**Assignment**.
Return only the lines running from the first line of the listing through the one with "Correlated methods freeze", unchanged.

**Dataset content**.
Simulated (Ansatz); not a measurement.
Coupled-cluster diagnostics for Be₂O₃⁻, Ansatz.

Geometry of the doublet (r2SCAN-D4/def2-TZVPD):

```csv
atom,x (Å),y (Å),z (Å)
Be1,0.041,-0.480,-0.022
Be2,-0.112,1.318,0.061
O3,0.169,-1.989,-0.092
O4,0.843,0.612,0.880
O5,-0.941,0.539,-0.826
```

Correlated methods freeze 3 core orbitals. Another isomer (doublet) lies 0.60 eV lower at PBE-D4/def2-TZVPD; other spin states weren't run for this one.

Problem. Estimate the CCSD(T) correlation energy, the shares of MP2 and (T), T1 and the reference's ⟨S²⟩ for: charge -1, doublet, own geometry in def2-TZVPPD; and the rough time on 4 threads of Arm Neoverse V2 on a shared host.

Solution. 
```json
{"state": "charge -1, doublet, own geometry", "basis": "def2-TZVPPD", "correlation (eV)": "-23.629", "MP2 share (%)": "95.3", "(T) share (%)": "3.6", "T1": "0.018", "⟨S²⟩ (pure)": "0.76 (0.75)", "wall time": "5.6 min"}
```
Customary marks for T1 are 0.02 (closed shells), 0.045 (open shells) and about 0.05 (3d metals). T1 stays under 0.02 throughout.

**Exercise solution**.
Simulated (Ansatz); not a measurement.
Coupled-cluster diagnostics for Be₂O₃⁻, Ansatz.

Geometry of the doublet (r2SCAN-D4/def2-TZVPD):

```csv
atom,x (Å),y (Å),z (Å)
Be1,0.041,-0.480,-0.022
Be2,-0.112,1.318,0.061
O3,0.169,-1.989,-0.092
O4,0.843,0.612,0.880
O5,-0.941,0.539,-0.826
```

Correlated methods freeze 3 core orbitals. Another isomer (doublet) lies 0.60 eV lower at PBE-D4/def2-TZVPD; other spin states weren't run for this one.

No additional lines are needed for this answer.